Work request. Print the listing below once more, unchanged.

***** Dataset excerpts
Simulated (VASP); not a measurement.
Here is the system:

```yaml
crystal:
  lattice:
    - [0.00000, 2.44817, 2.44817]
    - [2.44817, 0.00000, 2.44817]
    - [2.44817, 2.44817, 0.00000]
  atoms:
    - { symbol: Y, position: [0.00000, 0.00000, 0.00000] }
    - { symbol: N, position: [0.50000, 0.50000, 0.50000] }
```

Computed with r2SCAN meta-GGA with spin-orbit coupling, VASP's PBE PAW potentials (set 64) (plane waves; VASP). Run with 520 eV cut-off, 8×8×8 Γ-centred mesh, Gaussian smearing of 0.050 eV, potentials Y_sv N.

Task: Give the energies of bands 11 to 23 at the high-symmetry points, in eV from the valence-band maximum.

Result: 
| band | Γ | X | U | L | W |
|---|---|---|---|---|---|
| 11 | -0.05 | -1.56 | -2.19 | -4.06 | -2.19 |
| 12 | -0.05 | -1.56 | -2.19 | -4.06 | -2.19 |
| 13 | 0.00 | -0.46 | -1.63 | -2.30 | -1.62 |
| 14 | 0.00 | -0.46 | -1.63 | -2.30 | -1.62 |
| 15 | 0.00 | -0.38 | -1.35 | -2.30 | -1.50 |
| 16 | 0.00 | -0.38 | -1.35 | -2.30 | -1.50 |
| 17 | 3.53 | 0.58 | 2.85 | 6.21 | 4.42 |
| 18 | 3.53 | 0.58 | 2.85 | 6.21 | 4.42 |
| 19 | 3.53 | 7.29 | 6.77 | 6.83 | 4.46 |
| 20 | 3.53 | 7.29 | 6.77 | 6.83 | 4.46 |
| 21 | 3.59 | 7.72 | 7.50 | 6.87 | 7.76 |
**********

Response box.
Simulated (VASP); not a measurement.
Here is the system:

```yaml
crystal:
  lattice:
    - [0.00000, 2.44817, 2.44817]
    - [2.44817, 0.00000, 2.44817]
    - [2.44817, 2.44817, 0.00000]
  atoms:
    - { symbol: Y, position: [0.00000, 0.00000, 0.00000] }
    - { symbol: N, position: [0.50000, 0.50000, 0.50000] }
```

Computed with r2SCAN meta-GGA with spin-orbit coupling, VASP's PBE PAW potentials (set 64) (plane waves; VASP). Run with 520 eV cut-off, 8×8×8 Γ-centred mesh, Gaussian smearing of 0.050 eV, potentials Y_sv N.

Task: Give the energies of bands 11 to 23 at the high-symmetry points, in eV from the valence-band maximum.

Result: 
| band | Γ | X | U | L | W |
|---|---|---|---|---|---|
| 11 | -0.05 | -1.56 | -2.19 | -4.06 | -2.19 |
| 12 | -0.05 | -1.56 | -2.19 | -4.06 | -2.19 |
| 13 | 0.00 | -0.46 | -1.63 | -2.30 | -1.62 |
| 14 | 0.00 | -0.46 | -1.63 | -2.30 | -1.62 |
| 15 | 0.00 | -0.38 | -1.35 | -2.30 | -1.50 |
| 16 | 0.00 | -0.38 | -1.35 | -2.30 | -1.50 |
| 17 | 3.53 | 0.58 | 2.85 | 6.21 | 4.42 |
| 18 | 3.53 | 0.58 | 2.85 | 6.21 | 4.42 |
| 19 | 3.53 | 7.29 | 6.77 | 6.83 | 4.46 |
| 20 | 3.53 | 7.29 | 6.77 | 6.83 | 4.46 |
| 21 | 3.59 | 7.72 | 7.50 | 6.87 | 7.76 |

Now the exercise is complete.